——————

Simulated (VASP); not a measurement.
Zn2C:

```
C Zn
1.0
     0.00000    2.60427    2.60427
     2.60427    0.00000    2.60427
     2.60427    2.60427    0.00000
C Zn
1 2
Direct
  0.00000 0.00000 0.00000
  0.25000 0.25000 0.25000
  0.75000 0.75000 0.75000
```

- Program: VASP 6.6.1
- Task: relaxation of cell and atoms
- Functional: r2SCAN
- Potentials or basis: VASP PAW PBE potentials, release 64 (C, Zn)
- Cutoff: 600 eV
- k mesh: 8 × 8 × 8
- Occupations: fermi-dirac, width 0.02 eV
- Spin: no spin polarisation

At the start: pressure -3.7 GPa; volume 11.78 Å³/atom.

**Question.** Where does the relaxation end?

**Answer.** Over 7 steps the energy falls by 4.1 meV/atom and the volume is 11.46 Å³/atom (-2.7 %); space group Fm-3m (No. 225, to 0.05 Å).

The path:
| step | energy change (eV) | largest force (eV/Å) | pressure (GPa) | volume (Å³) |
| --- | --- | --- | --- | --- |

——————

Brief: Working from the material above, restate word for word the lines between the line with "the relaxation end?" and the line with "volume (Å³) |", both included, and only those.

Your solution:
**Question.** Where does the relaxation end?

**Answer.** Over 7 steps the energy falls by 4.1 meV/atom and the volume is 11.46 Å³/atom (-2.7 %); space group Fm-3m (No. 225, to 0.05 Å).

The path:
| step | energy change (eV) | largest force (eV/Å) | pressure (GPa) | volume (Å³) |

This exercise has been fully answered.